An exact copy of all the records is the expected answer.

————
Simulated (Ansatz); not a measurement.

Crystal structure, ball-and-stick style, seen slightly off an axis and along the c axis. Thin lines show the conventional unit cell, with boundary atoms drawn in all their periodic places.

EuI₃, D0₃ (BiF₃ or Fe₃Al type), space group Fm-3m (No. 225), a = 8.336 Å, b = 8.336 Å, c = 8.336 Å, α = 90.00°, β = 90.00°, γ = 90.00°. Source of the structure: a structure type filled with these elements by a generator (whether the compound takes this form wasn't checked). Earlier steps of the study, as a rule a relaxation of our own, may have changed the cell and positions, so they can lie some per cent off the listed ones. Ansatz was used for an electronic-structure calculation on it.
————

Task result —
Simulated (Ansatz); not a measurement.

Crystal structure, ball-and-stick style, seen slightly off an axis and along the c axis. Thin lines show the conventional unit cell, with boundary atoms drawn in all their periodic places.

EuI₃, D0₃ (BiF₃ or Fe₃Al type), space group Fm-3m (No. 225), a = 8.336 Å, b = 8.336 Å, c = 8.336 Å, α = 90.00°, β = 90.00°, γ = 90.00°. Source of the structure: a structure type filled with these elements by a generator (whether the compound takes this form wasn't checked). Earlier steps of the study, as a rule a relaxation of our own, may have changed the cell and positions, so they can lie some per cent off the listed ones. Ansatz was used for an electronic-structure calculation on it.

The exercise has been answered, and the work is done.